--- EXTRACTED INFORMATION Enclosed Below ---

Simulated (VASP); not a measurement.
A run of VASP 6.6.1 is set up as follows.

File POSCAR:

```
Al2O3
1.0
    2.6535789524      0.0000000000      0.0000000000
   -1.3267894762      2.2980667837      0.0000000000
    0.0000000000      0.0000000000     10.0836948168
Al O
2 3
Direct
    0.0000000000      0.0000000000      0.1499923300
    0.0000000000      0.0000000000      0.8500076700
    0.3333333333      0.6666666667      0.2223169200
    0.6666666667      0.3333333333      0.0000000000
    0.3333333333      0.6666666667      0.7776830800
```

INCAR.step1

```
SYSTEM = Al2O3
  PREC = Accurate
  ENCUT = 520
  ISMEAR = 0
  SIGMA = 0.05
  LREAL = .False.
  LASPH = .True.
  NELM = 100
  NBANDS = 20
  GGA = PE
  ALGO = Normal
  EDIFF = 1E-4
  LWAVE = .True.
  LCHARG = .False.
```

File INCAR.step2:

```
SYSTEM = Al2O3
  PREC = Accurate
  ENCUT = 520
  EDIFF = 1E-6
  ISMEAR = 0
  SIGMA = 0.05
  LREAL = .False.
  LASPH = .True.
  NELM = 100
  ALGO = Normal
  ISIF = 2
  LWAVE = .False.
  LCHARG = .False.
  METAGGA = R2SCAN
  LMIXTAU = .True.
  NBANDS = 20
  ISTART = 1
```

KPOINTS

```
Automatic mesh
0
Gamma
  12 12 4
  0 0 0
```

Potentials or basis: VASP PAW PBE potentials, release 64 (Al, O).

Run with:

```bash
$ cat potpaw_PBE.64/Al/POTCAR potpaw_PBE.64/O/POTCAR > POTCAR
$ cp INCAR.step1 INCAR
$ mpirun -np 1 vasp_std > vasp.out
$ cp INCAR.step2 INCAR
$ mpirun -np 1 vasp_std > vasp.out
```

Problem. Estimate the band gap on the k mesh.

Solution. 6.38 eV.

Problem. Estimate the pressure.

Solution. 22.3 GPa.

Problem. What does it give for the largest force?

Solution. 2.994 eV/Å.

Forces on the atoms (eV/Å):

--- End of Enclosed EXTRACTED INFORMATION ---

WORK INSTRUCTION: Only the lines above from the line with "Solution. 22.3 GPa." to the line with "Solution. 2.994 eV/Å.", those two lines included, should be reproduced exactly.

WRITTEN REPLY:
Solution. 22.3 GPa.

Problem. What does it give for the largest force?

Solution. 2.994 eV/Å.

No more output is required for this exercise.